DATA FOR ANALYSIS START

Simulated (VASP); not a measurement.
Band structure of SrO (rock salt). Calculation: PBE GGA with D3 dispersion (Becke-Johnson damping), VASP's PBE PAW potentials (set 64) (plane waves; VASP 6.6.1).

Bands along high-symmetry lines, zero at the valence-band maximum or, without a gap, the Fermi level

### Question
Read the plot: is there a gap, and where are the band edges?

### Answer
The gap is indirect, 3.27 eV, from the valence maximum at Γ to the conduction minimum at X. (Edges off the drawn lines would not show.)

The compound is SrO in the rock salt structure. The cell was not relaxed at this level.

DATA FOR ANALYSIS END

* **EXERCISE**
Please retype the data exactly as it stands, from its first line down to the line that contains "Read the plot: is", then stop.

* **ANSWER AREA**
Simulated (VASP); not a measurement.
Band structure of SrO (rock salt). Calculation: PBE GGA with D3 dispersion (Becke-Johnson damping), VASP's PBE PAW potentials (set 64) (plane waves; VASP 6.6.1).

Bands along high-symmetry lines, zero at the valence-band maximum or, without a gap, the Fermi level

### Question
Read the plot: is there a gap, and where are the band edges?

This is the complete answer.